# Work task
Stop after the line containing "17 | band 18 |"; retype every line of the data before it exactly, starting from the first.

# Record set
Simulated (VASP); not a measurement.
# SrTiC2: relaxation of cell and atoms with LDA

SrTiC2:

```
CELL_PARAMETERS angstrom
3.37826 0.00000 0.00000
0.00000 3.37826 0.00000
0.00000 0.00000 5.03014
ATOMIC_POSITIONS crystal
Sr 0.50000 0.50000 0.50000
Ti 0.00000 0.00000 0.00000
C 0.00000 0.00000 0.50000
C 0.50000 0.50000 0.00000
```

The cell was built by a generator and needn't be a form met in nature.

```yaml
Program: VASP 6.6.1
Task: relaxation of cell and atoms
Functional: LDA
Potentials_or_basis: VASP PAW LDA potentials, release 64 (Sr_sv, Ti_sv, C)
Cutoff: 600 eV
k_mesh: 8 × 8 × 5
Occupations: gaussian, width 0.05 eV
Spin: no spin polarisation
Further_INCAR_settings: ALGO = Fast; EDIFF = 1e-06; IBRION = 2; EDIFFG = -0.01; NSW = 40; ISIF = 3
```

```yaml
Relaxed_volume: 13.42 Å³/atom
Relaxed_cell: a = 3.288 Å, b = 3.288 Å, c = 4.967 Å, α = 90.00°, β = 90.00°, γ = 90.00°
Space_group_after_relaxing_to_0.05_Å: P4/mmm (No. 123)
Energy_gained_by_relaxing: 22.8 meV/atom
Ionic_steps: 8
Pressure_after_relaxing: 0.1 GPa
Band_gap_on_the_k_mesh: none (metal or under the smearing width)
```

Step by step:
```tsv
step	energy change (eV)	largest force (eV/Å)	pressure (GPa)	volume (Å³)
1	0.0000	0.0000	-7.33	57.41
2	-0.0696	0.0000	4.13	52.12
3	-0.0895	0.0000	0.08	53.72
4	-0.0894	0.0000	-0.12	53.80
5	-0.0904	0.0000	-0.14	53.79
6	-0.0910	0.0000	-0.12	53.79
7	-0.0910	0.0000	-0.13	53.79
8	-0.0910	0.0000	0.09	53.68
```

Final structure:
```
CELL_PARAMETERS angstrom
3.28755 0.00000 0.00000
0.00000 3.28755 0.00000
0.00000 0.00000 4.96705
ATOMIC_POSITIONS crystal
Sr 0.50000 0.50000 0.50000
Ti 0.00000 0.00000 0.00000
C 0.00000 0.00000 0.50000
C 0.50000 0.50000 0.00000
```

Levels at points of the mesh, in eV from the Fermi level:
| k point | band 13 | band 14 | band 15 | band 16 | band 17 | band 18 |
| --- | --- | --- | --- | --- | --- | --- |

# Written reply
Simulated (VASP); not a measurement.
# SrTiC2: relaxation of cell and atoms with LDA

SrTiC2:

```
CELL_PARAMETERS angstrom
3.37826 0.00000 0.00000
0.00000 3.37826 0.00000
0.00000 0.00000 5.03014
ATOMIC_POSITIONS crystal
Sr 0.50000 0.50000 0.50000
Ti 0.00000 0.00000 0.00000
C 0.00000 0.00000 0.50000
C 0.50000 0.50000 0.00000
```

The cell was built by a generator and needn't be a form met in nature.

```yaml
Program: VASP 6.6.1
Task: relaxation of cell and atoms
Functional: LDA
Potentials_or_basis: VASP PAW LDA potentials, release 64 (Sr_sv, Ti_sv, C)
Cutoff: 600 eV
k_mesh: 8 × 8 × 5
Occupations: gaussian, width 0.05 eV
Spin: no spin polarisation
Further_INCAR_settings: ALGO = Fast; EDIFF = 1e-06; IBRION = 2; EDIFFG = -0.01; NSW = 40; ISIF = 3
```

```yaml
Relaxed_volume: 13.42 Å³/atom
Relaxed_cell: a = 3.288 Å, b = 3.288 Å, c = 4.967 Å, α = 90.00°, β = 90.00°, γ = 90.00°
Space_group_after_relaxing_to_0.05_Å: P4/mmm (No. 123)
Energy_gained_by_relaxing: 22.8 meV/atom
Ionic_steps: 8
Pressure_after_relaxing: 0.1 GPa
Band_gap_on_the_k_mesh: none (metal or under the smearing width)
```

Step by step:
```tsv
step	energy change (eV)	largest force (eV/Å)	pressure (GPa)	volume (Å³)
1	0.0000	0.0000	-7.33	57.41
2	-0.0696	0.0000	4.13	52.12
3	-0.0895	0.0000	0.08	53.72
4	-0.0894	0.0000	-0.12	53.80
5	-0.0904	0.0000	-0.14	53.79
6	-0.0910	0.0000	-0.12	53.79
7	-0.0910	0.0000	-0.13	53.79
8	-0.0910	0.0000	0.09	53.68
```

Final structure:
```
CELL_PARAMETERS angstrom
3.28755 0.00000 0.00000
0.00000 3.28755 0.00000
0.00000 0.00000 4.96705
ATOMIC_POSITIONS crystal
Sr 0.50000 0.50000 0.50000
Ti 0.00000 0.00000 0.00000
C 0.00000 0.00000 0.50000
C 0.50000 0.50000 0.00000
```

Levels at points of the mesh, in eV from the Fermi level:
| k point | band 13 | band 14 | band 15 | band 16 | band 17 | band 18 |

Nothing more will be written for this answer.